Data section ::
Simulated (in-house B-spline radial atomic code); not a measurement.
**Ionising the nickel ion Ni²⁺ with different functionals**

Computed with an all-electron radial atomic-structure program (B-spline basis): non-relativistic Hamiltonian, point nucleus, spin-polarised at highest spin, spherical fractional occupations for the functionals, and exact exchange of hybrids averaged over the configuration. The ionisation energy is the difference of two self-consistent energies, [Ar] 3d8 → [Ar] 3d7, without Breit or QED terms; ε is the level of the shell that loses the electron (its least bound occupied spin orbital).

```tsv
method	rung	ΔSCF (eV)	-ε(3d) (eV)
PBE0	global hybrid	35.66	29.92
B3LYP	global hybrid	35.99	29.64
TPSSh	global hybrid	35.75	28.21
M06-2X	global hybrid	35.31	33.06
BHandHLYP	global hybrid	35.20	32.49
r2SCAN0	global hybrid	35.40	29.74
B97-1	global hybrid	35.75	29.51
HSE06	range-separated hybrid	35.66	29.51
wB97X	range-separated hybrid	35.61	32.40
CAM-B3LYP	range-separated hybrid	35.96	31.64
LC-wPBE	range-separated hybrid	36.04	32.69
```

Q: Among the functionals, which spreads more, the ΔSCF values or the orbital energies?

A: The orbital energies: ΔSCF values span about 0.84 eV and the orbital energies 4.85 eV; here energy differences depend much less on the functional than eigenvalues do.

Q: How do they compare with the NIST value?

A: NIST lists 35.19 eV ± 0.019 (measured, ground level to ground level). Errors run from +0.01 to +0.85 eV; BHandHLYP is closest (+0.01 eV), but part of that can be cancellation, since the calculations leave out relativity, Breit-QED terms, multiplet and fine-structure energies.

Work request :: Starting at the first line of the data above, retype each line exactly until you reach the line containing "Q: Among the", and include that line too.

Your solution ::
Simulated (in-house B-spline radial atomic code); not a measurement.
**Ionising the nickel ion Ni²⁺ with different functionals**

Computed with an all-electron radial atomic-structure program (B-spline basis): non-relativistic Hamiltonian, point nucleus, spin-polarised at highest spin, spherical fractional occupations for the functionals, and exact exchange of hybrids averaged over the configuration. The ionisation energy is the difference of two self-consistent energies, [Ar] 3d8 → [Ar] 3d7, without Breit or QED terms; ε is the level of the shell that loses the electron (its least bound occupied spin orbital).

```tsv
method	rung	ΔSCF (eV)	-ε(3d) (eV)
PBE0	global hybrid	35.66	29.92
B3LYP	global hybrid	35.99	29.64
TPSSh	global hybrid	35.75	28.21
M06-2X	global hybrid	35.31	33.06
BHandHLYP	global hybrid	35.20	32.49
r2SCAN0	global hybrid	35.40	29.74
B97-1	global hybrid	35.75	29.51
HSE06	range-separated hybrid	35.66	29.51
wB97X	range-separated hybrid	35.61	32.40
CAM-B3LYP	range-separated hybrid	35.96	31.64
LC-wPBE	range-separated hybrid	36.04	32.69
```

Q: Among the functionals, which spreads more, the ΔSCF values or the orbital energies?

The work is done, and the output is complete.